_Work order_: Only the lines of the data below from the one with "Levels at points" through the one with "It took 67 s" are wanted. Repeat them exactly.

_Extracted material_:
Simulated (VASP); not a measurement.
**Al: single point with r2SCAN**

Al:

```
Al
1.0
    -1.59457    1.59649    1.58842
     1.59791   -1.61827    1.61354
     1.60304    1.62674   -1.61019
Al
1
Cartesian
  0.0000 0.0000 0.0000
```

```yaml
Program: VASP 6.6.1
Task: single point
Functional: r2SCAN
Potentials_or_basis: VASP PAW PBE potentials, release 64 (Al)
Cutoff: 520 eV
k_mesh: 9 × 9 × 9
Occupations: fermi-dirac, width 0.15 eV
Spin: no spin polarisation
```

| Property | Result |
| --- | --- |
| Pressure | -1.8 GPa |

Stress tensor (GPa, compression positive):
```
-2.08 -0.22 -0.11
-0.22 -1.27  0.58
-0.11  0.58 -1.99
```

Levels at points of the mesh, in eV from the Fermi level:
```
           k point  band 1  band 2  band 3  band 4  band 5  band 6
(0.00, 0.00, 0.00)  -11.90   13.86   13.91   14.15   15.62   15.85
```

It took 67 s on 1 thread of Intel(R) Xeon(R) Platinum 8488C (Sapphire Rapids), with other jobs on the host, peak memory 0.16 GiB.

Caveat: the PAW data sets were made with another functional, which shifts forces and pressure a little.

_Exercise answer_:
Levels at points of the mesh, in eV from the Fermi level:
```
           k point  band 1  band 2  band 3  band 4  band 5  band 6
(0.00, 0.00, 0.00)  -11.90   13.86   13.91   14.15   15.62   15.85
```

It took 67 s on 1 thread of Intel(R) Xeon(R) Platinum 8488C (Sapphire Rapids), with other jobs on the host, peak memory 0.16 GiB.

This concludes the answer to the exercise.